WORK ORDER: The lines below are to be quoted exactly, from the first through the one that contains "Level of theory: Ansatz, DFT".

MATERIAL SHOWN:
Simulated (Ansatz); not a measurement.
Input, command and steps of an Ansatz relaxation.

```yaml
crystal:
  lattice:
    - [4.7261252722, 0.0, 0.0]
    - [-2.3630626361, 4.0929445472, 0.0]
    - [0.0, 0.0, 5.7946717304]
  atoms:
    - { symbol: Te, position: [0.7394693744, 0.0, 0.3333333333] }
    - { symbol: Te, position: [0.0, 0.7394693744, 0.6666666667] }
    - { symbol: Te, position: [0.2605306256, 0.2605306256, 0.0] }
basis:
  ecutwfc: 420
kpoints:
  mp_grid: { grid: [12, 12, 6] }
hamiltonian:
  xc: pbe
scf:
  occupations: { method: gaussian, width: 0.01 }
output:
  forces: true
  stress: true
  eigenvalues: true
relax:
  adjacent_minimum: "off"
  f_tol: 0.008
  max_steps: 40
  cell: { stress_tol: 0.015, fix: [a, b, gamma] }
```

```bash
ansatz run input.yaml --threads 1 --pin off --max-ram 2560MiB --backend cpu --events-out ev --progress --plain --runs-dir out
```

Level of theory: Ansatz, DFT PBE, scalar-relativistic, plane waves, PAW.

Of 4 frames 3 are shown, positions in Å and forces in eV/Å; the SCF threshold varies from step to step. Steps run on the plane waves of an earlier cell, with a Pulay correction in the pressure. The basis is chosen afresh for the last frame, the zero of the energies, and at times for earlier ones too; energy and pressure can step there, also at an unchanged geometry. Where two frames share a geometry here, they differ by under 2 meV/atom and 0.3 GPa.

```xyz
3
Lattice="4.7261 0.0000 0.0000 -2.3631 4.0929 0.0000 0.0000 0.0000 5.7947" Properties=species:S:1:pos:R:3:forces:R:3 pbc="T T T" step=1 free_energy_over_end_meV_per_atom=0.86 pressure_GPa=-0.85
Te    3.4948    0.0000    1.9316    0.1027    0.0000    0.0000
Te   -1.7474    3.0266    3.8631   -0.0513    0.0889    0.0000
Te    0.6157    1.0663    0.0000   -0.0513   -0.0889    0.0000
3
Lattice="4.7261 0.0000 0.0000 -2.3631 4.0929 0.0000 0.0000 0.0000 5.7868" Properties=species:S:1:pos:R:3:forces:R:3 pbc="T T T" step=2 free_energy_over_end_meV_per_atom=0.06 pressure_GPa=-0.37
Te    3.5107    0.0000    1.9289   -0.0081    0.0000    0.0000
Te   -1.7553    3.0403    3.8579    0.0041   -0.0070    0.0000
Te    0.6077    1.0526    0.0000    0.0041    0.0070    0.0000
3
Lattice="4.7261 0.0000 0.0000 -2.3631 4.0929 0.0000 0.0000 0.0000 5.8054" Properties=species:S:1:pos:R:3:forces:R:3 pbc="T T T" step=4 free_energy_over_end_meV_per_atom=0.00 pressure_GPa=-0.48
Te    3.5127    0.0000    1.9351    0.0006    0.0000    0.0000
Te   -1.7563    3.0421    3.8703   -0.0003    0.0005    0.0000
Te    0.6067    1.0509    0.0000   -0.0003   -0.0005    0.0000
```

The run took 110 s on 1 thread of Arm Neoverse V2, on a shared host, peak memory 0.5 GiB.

REPLY:
Simulated (Ansatz); not a measurement.
Input, command and steps of an Ansatz relaxation.

```yaml
crystal:
  lattice:
    - [4.7261252722, 0.0, 0.0]
    - [-2.3630626361, 4.0929445472, 0.0]
    - [0.0, 0.0, 5.7946717304]
  atoms:
    - { symbol: Te, position: [0.7394693744, 0.0, 0.3333333333] }
    - { symbol: Te, position: [0.0, 0.7394693744, 0.6666666667] }
    - { symbol: Te, position: [0.2605306256, 0.2605306256, 0.0] }
basis:
  ecutwfc: 420
kpoints:
  mp_grid: { grid: [12, 12, 6] }
hamiltonian:
  xc: pbe
scf:
  occupations: { method: gaussian, width: 0.01 }
output:
  forces: true
  stress: true
  eigenvalues: true
relax:
  adjacent_minimum: "off"
  f_tol: 0.008
  max_steps: 40
  cell: { stress_tol: 0.015, fix: [a, b, gamma] }
```

```bash
ansatz run input.yaml --threads 1 --pin off --max-ram 2560MiB --backend cpu --events-out ev --progress --plain --runs-dir out
```

Level of theory: Ansatz, DFT PBE, scalar-relativistic, plane waves, PAW.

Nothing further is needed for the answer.